Return the run of lines below that opens with the line containing "single point |" and closes with the line containing "Caveat: the PAW", keeping each one exact.

[Start of section]

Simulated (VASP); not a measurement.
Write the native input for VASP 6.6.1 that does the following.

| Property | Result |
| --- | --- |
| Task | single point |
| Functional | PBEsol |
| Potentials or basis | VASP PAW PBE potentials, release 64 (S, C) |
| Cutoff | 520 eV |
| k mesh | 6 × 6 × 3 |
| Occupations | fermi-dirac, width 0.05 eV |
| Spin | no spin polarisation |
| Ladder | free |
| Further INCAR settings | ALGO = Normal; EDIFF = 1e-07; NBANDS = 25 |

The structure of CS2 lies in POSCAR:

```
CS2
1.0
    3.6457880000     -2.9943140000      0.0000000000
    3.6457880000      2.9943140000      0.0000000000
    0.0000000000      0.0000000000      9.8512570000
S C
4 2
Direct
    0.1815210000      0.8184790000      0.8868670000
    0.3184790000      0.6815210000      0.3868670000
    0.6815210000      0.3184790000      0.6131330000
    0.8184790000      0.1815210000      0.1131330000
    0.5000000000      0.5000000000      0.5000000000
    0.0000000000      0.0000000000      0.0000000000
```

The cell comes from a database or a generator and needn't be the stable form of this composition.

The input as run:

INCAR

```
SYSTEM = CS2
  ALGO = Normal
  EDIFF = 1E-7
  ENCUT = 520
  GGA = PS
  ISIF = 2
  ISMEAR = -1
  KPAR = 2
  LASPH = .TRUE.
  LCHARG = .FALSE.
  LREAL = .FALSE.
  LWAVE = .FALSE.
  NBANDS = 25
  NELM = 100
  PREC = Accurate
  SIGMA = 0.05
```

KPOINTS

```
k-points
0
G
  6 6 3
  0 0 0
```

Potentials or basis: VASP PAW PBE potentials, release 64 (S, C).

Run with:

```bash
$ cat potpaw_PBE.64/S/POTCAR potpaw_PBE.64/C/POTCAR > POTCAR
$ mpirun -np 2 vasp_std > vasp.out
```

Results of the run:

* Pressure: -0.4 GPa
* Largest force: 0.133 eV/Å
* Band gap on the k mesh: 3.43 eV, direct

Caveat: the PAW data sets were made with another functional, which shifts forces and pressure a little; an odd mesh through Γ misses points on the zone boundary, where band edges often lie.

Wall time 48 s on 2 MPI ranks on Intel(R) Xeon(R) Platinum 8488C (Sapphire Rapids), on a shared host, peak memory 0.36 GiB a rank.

[End of section]

▸ RESPONSE AREA
| Task | single point |
| Functional | PBEsol |
| Potentials or basis | VASP PAW PBE potentials, release 64 (S, C) |
| Cutoff | 520 eV |
| k mesh | 6 × 6 × 3 |
| Occupations | fermi-dirac, width 0.05 eV |
| Spin | no spin polarisation |
| Ladder | free |
| Further INCAR settings | ALGO = Normal; EDIFF = 1e-07; NBANDS = 25 |

The structure of CS2 lies in POSCAR:

```
CS2
1.0
    3.6457880000     -2.9943140000      0.0000000000
    3.6457880000      2.9943140000      0.0000000000
    0.0000000000      0.0000000000      9.8512570000
S C
4 2
Direct
    0.1815210000      0.8184790000      0.8868670000
    0.3184790000      0.6815210000      0.3868670000
    0.6815210000      0.3184790000      0.6131330000
    0.8184790000      0.1815210000      0.1131330000
    0.5000000000      0.5000000000      0.5000000000
    0.0000000000      0.0000000000      0.0000000000
```

The cell comes from a database or a generator and needn't be the stable form of this composition.

The input as run:

INCAR

```
SYSTEM = CS2
  ALGO = Normal
  EDIFF = 1E-7
  ENCUT = 520
  GGA = PS
  ISIF = 2
  ISMEAR = -1
  KPAR = 2
  LASPH = .TRUE.
  LCHARG = .FALSE.
  LREAL = .FALSE.
  LWAVE = .FALSE.
  NBANDS = 25
  NELM = 100
  PREC = Accurate
  SIGMA = 0.05
```

KPOINTS

```
k-points
0
G
  6 6 3
  0 0 0
```

Potentials or basis: VASP PAW PBE potentials, release 64 (S, C).

Run with:

```bash
$ cat potpaw_PBE.64/S/POTCAR potpaw_PBE.64/C/POTCAR > POTCAR
$ mpirun -np 2 vasp_std > vasp.out
```

Results of the run:

* Pressure: -0.4 GPa
* Largest force: 0.133 eV/Å
* Band gap on the k mesh: 3.43 eV, direct

Caveat: the PAW data sets were made with another functional, which shifts forces and pressure a little; an odd mesh through Γ misses points on the zone boundary, where band edges often lie.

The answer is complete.